::: Data shown :::

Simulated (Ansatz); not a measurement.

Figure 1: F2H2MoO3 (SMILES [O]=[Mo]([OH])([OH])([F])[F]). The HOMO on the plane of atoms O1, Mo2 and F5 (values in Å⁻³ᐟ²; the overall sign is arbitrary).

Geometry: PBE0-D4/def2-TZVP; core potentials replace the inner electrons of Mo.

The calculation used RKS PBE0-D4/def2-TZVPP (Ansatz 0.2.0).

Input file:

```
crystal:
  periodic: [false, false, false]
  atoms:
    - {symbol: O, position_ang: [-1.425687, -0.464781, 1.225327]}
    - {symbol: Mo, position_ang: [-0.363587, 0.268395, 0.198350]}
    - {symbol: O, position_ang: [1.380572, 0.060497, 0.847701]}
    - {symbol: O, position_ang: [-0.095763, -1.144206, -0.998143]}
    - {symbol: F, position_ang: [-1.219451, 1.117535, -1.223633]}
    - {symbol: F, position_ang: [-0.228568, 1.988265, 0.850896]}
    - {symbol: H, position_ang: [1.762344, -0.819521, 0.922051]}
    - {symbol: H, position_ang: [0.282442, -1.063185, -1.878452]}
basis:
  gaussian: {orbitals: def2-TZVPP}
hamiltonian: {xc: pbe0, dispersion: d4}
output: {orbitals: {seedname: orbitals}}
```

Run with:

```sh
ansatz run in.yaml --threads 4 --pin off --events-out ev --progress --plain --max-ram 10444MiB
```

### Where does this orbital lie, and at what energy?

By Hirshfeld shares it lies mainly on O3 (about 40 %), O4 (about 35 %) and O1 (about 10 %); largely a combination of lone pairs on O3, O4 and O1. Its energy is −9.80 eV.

:::

Assignment
Only the lines from the beginning of the material above through the line with "Figure 1: F2H2MoO3" are wanted; extract them exactly.

Task output
Simulated (Ansatz); not a measurement.

Figure 1: F2H2MoO3 (SMILES [O]=[Mo]([OH])([OH])([F])[F]). The HOMO on the plane of atoms O1, Mo2 and F5 (values in Å⁻³ᐟ²; the overall sign is arbitrary).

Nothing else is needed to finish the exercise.